════════════════
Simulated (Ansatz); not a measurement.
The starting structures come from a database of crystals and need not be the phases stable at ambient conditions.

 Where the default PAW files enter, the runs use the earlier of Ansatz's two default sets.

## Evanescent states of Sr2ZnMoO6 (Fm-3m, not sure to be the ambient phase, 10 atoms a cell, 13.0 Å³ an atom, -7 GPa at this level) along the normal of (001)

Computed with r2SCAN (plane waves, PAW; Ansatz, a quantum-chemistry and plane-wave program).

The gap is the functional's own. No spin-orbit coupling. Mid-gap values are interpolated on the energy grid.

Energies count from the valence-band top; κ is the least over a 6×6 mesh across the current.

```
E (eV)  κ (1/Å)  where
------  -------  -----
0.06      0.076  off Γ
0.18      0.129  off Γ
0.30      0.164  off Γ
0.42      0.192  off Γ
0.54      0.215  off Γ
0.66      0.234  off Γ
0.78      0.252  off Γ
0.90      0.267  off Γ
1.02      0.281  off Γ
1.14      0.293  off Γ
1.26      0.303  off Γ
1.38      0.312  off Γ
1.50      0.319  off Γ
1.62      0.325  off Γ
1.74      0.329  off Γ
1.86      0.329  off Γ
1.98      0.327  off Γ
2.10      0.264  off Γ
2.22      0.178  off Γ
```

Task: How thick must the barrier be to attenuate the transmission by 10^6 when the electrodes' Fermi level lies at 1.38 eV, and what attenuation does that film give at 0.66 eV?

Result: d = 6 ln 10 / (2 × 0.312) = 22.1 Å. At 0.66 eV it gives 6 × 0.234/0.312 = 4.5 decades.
════════════════

Please copy, exactly as written, every line in the listing above from the line with "The starting structures" up to and including the line with "Where the default".

#### [Reply]
The starting structures come from a database of crystals and need not be the phases stable at ambient conditions.

 Where the default PAW files enter, the runs use the earlier of Ansatz's two default sets.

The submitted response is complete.